Top of Data

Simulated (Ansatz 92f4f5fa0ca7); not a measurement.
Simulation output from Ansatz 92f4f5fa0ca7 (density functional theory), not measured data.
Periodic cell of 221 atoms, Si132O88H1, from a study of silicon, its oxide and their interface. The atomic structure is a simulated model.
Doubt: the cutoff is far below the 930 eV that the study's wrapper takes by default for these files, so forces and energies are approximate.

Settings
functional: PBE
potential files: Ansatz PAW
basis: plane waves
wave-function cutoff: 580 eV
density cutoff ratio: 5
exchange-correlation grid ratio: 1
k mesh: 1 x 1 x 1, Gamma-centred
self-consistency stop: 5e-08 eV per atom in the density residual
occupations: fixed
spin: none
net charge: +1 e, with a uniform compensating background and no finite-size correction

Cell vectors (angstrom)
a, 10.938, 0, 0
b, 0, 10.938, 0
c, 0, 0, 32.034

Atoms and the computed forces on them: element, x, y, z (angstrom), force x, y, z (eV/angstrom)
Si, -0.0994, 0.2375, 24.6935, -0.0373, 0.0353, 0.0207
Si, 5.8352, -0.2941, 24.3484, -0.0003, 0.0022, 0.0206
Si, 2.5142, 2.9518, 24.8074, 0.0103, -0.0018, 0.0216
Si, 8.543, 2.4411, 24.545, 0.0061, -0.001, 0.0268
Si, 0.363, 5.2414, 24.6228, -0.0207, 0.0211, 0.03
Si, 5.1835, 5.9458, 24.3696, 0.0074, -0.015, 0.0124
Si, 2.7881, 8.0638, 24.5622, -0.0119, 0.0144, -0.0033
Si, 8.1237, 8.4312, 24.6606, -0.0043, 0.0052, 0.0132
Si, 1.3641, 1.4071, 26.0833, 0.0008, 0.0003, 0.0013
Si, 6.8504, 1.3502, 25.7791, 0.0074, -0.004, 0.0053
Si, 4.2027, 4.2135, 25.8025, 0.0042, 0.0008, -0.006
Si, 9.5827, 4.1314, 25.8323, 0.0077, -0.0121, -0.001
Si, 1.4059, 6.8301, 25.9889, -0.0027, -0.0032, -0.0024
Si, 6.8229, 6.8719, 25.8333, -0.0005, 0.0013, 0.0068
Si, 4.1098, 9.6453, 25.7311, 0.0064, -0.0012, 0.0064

Bottom of Data

Work instruction |
Restate verbatim the first line above and all lines after it through the line containing "Si, 6.8229, 6.8719, 25.8333, -0.0005, 0.0013, 0.0068"; omit the rest.

Result |
Simulated (Ansatz 92f4f5fa0ca7); not a measurement.
Simulation output from Ansatz 92f4f5fa0ca7 (density functional theory), not measured data.
Periodic cell of 221 atoms, Si132O88H1, from a study of silicon, its oxide and their interface. The atomic structure is a simulated model.
Doubt: the cutoff is far below the 930 eV that the study's wrapper takes by default for these files, so forces and energies are approximate.

Settings
functional: PBE
potential files: Ansatz PAW
basis: plane waves
wave-function cutoff: 580 eV
density cutoff ratio: 5
exchange-correlation grid ratio: 1
k mesh: 1 x 1 x 1, Gamma-centred
self-consistency stop: 5e-08 eV per atom in the density residual
occupations: fixed
spin: none
net charge: +1 e, with a uniform compensating background and no finite-size correction

Cell vectors (angstrom)
a, 10.938, 0, 0
b, 0, 10.938, 0
c, 0, 0, 32.034

Atoms and the computed forces on them: element, x, y, z (angstrom), force x, y, z (eV/angstrom)
Si, -0.0994, 0.2375, 24.6935, -0.0373, 0.0353, 0.0207
Si, 5.8352, -0.2941, 24.3484, -0.0003, 0.0022, 0.0206
Si, 2.5142, 2.9518, 24.8074, 0.0103, -0.0018, 0.0216
Si, 8.543, 2.4411, 24.545, 0.0061, -0.001, 0.0268
Si, 0.363, 5.2414, 24.6228, -0.0207, 0.0211, 0.03
Si, 5.1835, 5.9458, 24.3696, 0.0074, -0.015, 0.0124
Si, 2.7881, 8.0638, 24.5622, -0.0119, 0.0144, -0.0033
Si, 8.1237, 8.4312, 24.6606, -0.0043, 0.0052, 0.0132
Si, 1.3641, 1.4071, 26.0833, 0.0008, 0.0003, 0.0013
Si, 6.8504, 1.3502, 25.7791, 0.0074, -0.004, 0.0053
Si, 4.2027, 4.2135, 25.8025, 0.0042, 0.0008, -0.006
Si, 9.5827, 4.1314, 25.8323, 0.0077, -0.0121, -0.001
Si, 1.4059, 6.8301, 25.9889, -0.0027, -0.0032, -0.0024
Si, 6.8229, 6.8719, 25.8333, -0.0005, 0.0013, 0.0068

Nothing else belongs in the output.